[Start of Attachment]
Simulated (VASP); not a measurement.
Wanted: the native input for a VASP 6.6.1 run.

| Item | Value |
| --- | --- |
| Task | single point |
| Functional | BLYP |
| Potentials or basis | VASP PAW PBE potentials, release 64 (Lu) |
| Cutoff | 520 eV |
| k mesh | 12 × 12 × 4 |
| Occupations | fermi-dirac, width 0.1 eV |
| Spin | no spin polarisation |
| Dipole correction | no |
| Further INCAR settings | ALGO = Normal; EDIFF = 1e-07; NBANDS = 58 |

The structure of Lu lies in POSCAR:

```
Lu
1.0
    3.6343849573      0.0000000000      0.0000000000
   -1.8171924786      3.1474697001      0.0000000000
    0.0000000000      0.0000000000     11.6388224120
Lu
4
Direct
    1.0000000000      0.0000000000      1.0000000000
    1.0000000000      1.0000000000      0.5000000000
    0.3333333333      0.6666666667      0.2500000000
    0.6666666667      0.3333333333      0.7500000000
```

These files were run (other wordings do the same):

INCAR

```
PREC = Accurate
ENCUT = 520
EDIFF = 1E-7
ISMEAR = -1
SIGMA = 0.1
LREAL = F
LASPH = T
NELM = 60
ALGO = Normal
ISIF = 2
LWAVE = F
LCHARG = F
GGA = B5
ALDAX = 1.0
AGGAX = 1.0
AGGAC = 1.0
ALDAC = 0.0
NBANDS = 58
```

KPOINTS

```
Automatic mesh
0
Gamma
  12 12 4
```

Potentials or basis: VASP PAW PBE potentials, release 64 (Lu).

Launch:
[End of Attachment]

§ **REQUIREMENT**: Copy the lines of the data above exactly as written, beginning with the line containing "Wanted: the native" and ending with the line containing "NBANDS = 58 |", and leave out all other lines.

§ **EXERCISE ANSWER**:
Wanted: the native input for a VASP 6.6.1 run.

| Item | Value |
| --- | --- |
| Task | single point |
| Functional | BLYP |
| Potentials or basis | VASP PAW PBE potentials, release 64 (Lu) |
| Cutoff | 520 eV |
| k mesh | 12 × 12 × 4 |
| Occupations | fermi-dirac, width 0.1 eV |
| Spin | no spin polarisation |
| Dipole correction | no |
| Further INCAR settings | ALGO = Normal; EDIFF = 1e-07; NBANDS = 58 |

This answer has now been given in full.